## LISTED RECORDS
Start of Block

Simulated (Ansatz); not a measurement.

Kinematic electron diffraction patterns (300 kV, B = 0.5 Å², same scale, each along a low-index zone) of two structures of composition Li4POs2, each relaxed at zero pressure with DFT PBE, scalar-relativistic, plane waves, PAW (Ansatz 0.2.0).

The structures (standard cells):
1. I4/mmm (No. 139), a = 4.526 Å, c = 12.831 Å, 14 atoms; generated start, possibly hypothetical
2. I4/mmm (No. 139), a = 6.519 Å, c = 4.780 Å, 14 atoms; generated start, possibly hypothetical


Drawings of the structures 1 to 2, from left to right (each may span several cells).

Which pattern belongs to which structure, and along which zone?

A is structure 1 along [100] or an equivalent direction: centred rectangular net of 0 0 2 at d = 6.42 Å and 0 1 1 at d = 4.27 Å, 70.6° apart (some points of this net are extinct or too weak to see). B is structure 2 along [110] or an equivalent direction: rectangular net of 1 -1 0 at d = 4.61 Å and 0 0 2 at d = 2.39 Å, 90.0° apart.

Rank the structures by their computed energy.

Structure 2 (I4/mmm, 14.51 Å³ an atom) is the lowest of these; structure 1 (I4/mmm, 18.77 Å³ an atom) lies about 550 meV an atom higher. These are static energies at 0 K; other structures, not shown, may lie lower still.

End of Block

## TASK ITEM
The complete listing is to be repeated word for word.

## REPLY
Simulated (Ansatz); not a measurement.

Kinematic electron diffraction patterns (300 kV, B = 0.5 Å², same scale, each along a low-index zone) of two structures of composition Li4POs2, each relaxed at zero pressure with DFT PBE, scalar-relativistic, plane waves, PAW (Ansatz 0.2.0).

The structures (standard cells):
1. I4/mmm (No. 139), a = 4.526 Å, c = 12.831 Å, 14 atoms; generated start, possibly hypothetical
2. I4/mmm (No. 139), a = 6.519 Å, c = 4.780 Å, 14 atoms; generated start, possibly hypothetical


Drawings of the structures 1 to 2, from left to right (each may span several cells).

Which pattern belongs to which structure, and along which zone?

A is structure 1 along [100] or an equivalent direction: centred rectangular net of 0 0 2 at d = 6.42 Å and 0 1 1 at d = 4.27 Å, 70.6° apart (some points of this net are extinct or too weak to see). B is structure 2 along [110] or an equivalent direction: rectangular net of 1 -1 0 at d = 4.61 Å and 0 0 2 at d = 2.39 Å, 90.0° apart.

Rank the structures by their computed energy.

Structure 2 (I4/mmm, 14.51 Å³ an atom) is the lowest of these; structure 1 (I4/mmm, 18.77 Å³ an atom) lies about 550 meV an atom higher. These are static energies at 0 K; other structures, not shown, may lie lower still.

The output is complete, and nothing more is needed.